▶ _ENTRIES PROVIDED_:
···
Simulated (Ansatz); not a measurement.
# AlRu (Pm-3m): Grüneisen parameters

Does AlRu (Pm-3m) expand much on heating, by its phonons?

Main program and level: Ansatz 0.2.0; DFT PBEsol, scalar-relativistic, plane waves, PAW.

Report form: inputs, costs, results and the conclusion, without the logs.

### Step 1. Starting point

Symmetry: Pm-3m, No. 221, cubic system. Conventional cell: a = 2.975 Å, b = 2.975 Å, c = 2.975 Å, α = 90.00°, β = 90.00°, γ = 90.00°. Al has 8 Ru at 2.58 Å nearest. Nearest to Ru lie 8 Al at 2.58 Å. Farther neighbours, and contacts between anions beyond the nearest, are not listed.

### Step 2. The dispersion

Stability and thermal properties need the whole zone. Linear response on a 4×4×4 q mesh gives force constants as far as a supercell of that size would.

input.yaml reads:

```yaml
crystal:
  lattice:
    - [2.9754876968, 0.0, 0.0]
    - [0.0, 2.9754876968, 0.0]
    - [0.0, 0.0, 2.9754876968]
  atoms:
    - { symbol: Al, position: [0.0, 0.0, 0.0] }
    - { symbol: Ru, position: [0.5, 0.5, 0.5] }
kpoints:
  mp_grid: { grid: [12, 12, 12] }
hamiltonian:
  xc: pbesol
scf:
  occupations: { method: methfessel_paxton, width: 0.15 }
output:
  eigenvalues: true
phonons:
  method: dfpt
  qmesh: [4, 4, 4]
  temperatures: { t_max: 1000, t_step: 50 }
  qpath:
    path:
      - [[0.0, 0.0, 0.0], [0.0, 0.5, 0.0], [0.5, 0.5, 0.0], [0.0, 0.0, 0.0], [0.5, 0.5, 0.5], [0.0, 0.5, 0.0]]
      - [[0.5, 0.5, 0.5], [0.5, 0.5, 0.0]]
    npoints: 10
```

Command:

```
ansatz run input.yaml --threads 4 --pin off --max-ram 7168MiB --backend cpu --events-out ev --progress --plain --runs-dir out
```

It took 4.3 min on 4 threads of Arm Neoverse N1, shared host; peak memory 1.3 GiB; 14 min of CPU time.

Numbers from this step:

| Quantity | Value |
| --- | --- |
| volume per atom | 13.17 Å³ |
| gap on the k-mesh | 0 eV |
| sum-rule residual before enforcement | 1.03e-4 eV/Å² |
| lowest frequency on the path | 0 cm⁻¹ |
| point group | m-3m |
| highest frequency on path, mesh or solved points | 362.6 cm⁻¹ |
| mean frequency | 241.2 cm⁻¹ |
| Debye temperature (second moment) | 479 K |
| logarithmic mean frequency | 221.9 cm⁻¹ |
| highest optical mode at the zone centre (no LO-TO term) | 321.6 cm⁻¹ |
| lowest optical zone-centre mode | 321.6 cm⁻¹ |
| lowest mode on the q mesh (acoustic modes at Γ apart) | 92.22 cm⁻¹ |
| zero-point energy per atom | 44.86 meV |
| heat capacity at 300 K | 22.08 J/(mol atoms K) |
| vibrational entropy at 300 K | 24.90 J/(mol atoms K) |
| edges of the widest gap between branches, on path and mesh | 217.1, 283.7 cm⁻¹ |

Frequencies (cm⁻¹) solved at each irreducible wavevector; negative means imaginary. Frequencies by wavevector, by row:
···

▶ _REQUIRED ACTION_:
Extract the lines of the preceding material that run from the line with "k-mesh | 0 eV |" through the line with "24.90 J/(mol atoms K) |", inclusive, reproducing them exactly and adding nothing.

▶ _WORKED SOLUTION_:
| gap on the k-mesh | 0 eV |
| sum-rule residual before enforcement | 1.03e-4 eV/Å² |
| lowest frequency on the path | 0 cm⁻¹ |
| point group | m-3m |
| highest frequency on path, mesh or solved points | 362.6 cm⁻¹ |
| mean frequency | 241.2 cm⁻¹ |
| Debye temperature (second moment) | 479 K |
| logarithmic mean frequency | 221.9 cm⁻¹ |
| highest optical mode at the zone centre (no LO-TO term) | 321.6 cm⁻¹ |
| lowest optical zone-centre mode | 321.6 cm⁻¹ |
| lowest mode on the q mesh (acoustic modes at Γ apart) | 92.22 cm⁻¹ |
| zero-point energy per atom | 44.86 meV |
| heat capacity at 300 K | 22.08 J/(mol atoms K) |
| vibrational entropy at 300 K | 24.90 J/(mol atoms K) |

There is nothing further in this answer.